Activity: Return the listing in full. Keep each line exactly as it is.

Data section:
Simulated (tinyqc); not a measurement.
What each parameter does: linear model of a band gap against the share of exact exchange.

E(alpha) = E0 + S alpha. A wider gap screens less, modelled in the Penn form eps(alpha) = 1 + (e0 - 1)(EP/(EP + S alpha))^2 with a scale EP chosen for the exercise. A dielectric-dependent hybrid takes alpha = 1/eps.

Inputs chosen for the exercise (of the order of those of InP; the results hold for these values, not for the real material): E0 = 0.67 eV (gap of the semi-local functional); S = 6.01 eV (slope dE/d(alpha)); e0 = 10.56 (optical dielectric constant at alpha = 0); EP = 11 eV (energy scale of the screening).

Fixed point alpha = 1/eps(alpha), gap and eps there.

Task output:
Simulated (tinyqc); not a measurement.
What each parameter does: linear model of a band gap against the share of exact exchange.

E(alpha) = E0 + S alpha. A wider gap screens less, modelled in the Penn form eps(alpha) = 1 + (e0 - 1)(EP/(EP + S alpha))^2 with a scale EP chosen for the exercise. A dielectric-dependent hybrid takes alpha = 1/eps.

Inputs chosen for the exercise (of the order of those of InP; the results hold for these values, not for the real material): E0 = 0.67 eV (gap of the semi-local functional); S = 6.01 eV (slope dE/d(alpha)); e0 = 10.56 (optical dielectric constant at alpha = 0); EP = 11 eV (energy scale of the screening).

Fixed point alpha = 1/eps(alpha), gap and eps there.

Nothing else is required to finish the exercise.